**Source information**
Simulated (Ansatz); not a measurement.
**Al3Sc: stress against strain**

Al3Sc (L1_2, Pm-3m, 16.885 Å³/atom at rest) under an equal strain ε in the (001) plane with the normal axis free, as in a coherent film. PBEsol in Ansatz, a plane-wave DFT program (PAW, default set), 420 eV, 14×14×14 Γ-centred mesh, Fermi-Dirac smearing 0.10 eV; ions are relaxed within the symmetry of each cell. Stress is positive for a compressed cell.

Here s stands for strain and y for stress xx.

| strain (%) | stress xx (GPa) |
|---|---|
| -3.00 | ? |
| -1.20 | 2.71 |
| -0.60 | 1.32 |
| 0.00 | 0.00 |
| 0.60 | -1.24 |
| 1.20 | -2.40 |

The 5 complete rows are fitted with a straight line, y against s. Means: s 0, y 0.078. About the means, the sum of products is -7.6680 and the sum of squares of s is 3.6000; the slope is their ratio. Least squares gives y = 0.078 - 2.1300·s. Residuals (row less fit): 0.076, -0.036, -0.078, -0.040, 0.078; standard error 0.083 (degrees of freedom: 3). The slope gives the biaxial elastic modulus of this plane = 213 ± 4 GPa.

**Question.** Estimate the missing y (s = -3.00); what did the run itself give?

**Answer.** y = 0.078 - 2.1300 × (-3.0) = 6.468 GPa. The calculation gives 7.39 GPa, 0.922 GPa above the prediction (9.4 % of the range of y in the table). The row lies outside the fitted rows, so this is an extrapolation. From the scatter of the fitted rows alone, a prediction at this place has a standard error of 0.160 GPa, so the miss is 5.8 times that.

**Activity**
The data above should be returned in full, exactly as written.

**Exercise result**
Simulated (Ansatz); not a measurement.
**Al3Sc: stress against strain**

Al3Sc (L1_2, Pm-3m, 16.885 Å³/atom at rest) under an equal strain ε in the (001) plane with the normal axis free, as in a coherent film. PBEsol in Ansatz, a plane-wave DFT program (PAW, default set), 420 eV, 14×14×14 Γ-centred mesh, Fermi-Dirac smearing 0.10 eV; ions are relaxed within the symmetry of each cell. Stress is positive for a compressed cell.

Here s stands for strain and y for stress xx.

| strain (%) | stress xx (GPa) |
|---|---|
| -3.00 | ? |
| -1.20 | 2.71 |
| -0.60 | 1.32 |
| 0.00 | 0.00 |
| 0.60 | -1.24 |
| 1.20 | -2.40 |

The 5 complete rows are fitted with a straight line, y against s. Means: s 0, y 0.078. About the means, the sum of products is -7.6680 and the sum of squares of s is 3.6000; the slope is their ratio. Least squares gives y = 0.078 - 2.1300·s. Residuals (row less fit): 0.076, -0.036, -0.078, -0.040, 0.078; standard error 0.083 (degrees of freedom: 3). The slope gives the biaxial elastic modulus of this plane = 213 ± 4 GPa.

**Question.** Estimate the missing y (s = -3.00); what did the run itself give?

**Answer.** y = 0.078 - 2.1300 × (-3.0) = 6.468 GPa. The calculation gives 7.39 GPa, 0.922 GPa above the prediction (9.4 % of the range of y in the table). The row lies outside the fitted rows, so this is an extrapolation. From the scatter of the fitted rows alone, a prediction at this place has a standard error of 0.160 GPa, so the miss is 5.8 times that.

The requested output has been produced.